■ **ASSIGNMENT**
Repeat the listing in full, exactly as it stands.

Segment Start: EXTRACTED MATERIAL

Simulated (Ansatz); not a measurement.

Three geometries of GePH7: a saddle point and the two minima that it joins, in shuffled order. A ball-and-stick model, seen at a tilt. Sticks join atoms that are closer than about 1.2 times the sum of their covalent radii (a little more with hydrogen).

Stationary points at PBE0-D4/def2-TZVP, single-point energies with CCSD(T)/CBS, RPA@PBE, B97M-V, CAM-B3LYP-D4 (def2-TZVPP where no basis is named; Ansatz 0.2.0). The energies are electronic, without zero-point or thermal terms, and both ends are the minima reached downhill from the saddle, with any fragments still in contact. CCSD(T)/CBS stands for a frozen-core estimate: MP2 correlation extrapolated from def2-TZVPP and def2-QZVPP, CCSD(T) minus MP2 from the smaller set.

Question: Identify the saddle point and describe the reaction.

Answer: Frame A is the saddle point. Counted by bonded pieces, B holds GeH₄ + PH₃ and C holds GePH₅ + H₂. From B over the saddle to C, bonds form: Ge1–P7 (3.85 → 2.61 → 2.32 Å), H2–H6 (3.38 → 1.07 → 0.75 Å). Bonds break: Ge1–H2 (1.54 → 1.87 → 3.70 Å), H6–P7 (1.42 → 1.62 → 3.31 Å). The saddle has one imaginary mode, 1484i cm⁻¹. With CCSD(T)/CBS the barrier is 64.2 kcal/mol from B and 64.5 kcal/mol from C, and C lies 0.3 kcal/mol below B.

Segment End: EXTRACTED MATERIAL

■ **TASK ANSWER**
Simulated (Ansatz); not a measurement.

Three geometries of GePH7: a saddle point and the two minima that it joins, in shuffled order. A ball-and-stick model, seen at a tilt. Sticks join atoms that are closer than about 1.2 times the sum of their covalent radii (a little more with hydrogen).

Stationary points at PBE0-D4/def2-TZVP, single-point energies with CCSD(T)/CBS, RPA@PBE, B97M-V, CAM-B3LYP-D4 (def2-TZVPP where no basis is named; Ansatz 0.2.0). The energies are electronic, without zero-point or thermal terms, and both ends are the minima reached downhill from the saddle, with any fragments still in contact. CCSD(T)/CBS stands for a frozen-core estimate: MP2 correlation extrapolated from def2-TZVPP and def2-QZVPP, CCSD(T) minus MP2 from the smaller set.

Question: Identify the saddle point and describe the reaction.

Answer: Frame A is the saddle point. Counted by bonded pieces, B holds GeH₄ + PH₃ and C holds GePH₅ + H₂. From B over the saddle to C, bonds form: Ge1–P7 (3.85 → 2.61 → 2.32 Å), H2–H6 (3.38 → 1.07 → 0.75 Å). Bonds break: Ge1–H2 (1.54 → 1.87 → 3.70 Å), H6–P7 (1.42 → 1.62 → 3.31 Å). The saddle has one imaginary mode, 1484i cm⁻¹. With CCSD(T)/CBS the barrier is 64.2 kcal/mol from B and 64.5 kcal/mol from C, and C lies 0.3 kcal/mol below B.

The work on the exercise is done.